Required action
In the listing below, print exactly the lines from the first through the one that contains "Problem. How long".

++++++

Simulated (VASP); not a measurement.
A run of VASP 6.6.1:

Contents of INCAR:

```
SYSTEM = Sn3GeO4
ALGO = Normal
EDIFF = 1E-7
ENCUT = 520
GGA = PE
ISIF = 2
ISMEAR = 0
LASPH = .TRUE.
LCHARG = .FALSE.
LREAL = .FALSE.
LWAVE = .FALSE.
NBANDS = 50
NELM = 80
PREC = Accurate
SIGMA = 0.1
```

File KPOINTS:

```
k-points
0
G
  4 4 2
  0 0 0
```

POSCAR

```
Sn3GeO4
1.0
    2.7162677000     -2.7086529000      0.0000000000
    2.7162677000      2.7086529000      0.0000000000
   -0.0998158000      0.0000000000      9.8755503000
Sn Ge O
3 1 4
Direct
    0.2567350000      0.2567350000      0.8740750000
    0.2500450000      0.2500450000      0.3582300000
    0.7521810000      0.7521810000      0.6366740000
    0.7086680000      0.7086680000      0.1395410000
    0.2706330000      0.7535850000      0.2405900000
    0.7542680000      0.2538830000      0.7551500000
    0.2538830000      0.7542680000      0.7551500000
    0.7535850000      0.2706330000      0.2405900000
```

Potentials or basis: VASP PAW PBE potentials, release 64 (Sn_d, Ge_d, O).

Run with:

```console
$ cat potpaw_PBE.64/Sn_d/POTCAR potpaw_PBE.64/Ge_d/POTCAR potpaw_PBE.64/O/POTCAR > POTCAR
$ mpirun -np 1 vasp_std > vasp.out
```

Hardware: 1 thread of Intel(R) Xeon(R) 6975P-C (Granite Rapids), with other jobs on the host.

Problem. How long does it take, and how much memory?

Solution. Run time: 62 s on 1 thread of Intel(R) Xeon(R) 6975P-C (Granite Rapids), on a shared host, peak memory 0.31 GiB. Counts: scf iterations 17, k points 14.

++++++

Your response
Simulated (VASP); not a measurement.
A run of VASP 6.6.1:

Contents of INCAR:

```
SYSTEM = Sn3GeO4
ALGO = Normal
EDIFF = 1E-7
ENCUT = 520
GGA = PE
ISIF = 2
ISMEAR = 0
LASPH = .TRUE.
LCHARG = .FALSE.
LREAL = .FALSE.
LWAVE = .FALSE.
NBANDS = 50
NELM = 80
PREC = Accurate
SIGMA = 0.1
```

File KPOINTS:

```
k-points
0
G
  4 4 2
  0 0 0
```

POSCAR

```
Sn3GeO4
1.0
    2.7162677000     -2.7086529000      0.0000000000
    2.7162677000      2.7086529000      0.0000000000
   -0.0998158000      0.0000000000      9.8755503000
Sn Ge O
3 1 4
Direct
    0.2567350000      0.2567350000      0.8740750000
    0.2500450000      0.2500450000      0.3582300000
    0.7521810000      0.7521810000      0.6366740000
    0.7086680000      0.7086680000      0.1395410000
    0.2706330000      0.7535850000      0.2405900000
    0.7542680000      0.2538830000      0.7551500000
    0.2538830000      0.7542680000      0.7551500000
    0.7535850000      0.2706330000      0.2405900000
```

Potentials or basis: VASP PAW PBE potentials, release 64 (Sn_d, Ge_d, O).

Run with:

```console
$ cat potpaw_PBE.64/Sn_d/POTCAR potpaw_PBE.64/Ge_d/POTCAR potpaw_PBE.64/O/POTCAR > POTCAR
$ mpirun -np 1 vasp_std > vasp.out
```

Hardware: 1 thread of Intel(R) Xeon(R) 6975P-C (Granite Rapids), with other jobs on the host.

Problem. How long does it take, and how much memory?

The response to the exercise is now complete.